§ **ASSIGNMENT**: Start at the first line of the material below and retype each line through the one containing "Figure 1: C₂HBr₂F, SMILES", exactly.

§ **DATASET CONTENT**:
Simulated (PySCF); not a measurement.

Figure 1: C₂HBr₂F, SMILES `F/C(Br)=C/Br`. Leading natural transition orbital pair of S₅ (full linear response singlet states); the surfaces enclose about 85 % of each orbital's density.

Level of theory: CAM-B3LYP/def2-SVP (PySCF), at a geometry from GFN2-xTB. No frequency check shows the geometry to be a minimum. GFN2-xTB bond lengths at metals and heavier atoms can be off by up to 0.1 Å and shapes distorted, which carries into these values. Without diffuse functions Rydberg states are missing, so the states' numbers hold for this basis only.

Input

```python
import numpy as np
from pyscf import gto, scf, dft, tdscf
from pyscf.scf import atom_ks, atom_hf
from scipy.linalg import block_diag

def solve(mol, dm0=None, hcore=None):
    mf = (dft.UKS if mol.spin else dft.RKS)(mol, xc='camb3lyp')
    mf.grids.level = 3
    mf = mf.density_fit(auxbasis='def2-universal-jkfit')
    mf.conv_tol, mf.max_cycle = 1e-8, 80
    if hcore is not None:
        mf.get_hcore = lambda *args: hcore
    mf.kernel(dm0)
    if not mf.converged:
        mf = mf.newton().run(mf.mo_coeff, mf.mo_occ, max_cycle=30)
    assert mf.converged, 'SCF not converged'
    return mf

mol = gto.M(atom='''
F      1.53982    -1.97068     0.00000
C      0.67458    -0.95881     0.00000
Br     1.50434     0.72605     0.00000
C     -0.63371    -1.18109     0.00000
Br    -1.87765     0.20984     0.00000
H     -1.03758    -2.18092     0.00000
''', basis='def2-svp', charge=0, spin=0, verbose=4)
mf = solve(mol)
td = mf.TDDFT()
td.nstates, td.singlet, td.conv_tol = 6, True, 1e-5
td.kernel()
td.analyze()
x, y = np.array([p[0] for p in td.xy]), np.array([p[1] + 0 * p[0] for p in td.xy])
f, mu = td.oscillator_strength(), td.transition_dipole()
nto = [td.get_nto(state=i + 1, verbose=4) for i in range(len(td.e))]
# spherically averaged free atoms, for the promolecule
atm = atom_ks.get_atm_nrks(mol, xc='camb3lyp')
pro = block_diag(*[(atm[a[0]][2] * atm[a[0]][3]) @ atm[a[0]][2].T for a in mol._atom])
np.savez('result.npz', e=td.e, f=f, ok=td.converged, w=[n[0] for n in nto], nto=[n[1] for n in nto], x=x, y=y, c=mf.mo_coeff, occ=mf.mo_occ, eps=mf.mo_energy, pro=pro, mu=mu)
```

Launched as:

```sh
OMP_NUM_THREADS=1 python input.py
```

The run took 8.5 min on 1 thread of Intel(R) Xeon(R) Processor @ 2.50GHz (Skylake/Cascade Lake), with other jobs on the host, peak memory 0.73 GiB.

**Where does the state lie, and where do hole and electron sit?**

§ **TASK RESPONSE**:
Simulated (PySCF); not a measurement.

Figure 1: C₂HBr₂F, SMILES `F/C(Br)=C/Br`. Leading natural transition orbital pair of S₅ (full linear response singlet states); the surfaces enclose about 85 % of each orbital's density.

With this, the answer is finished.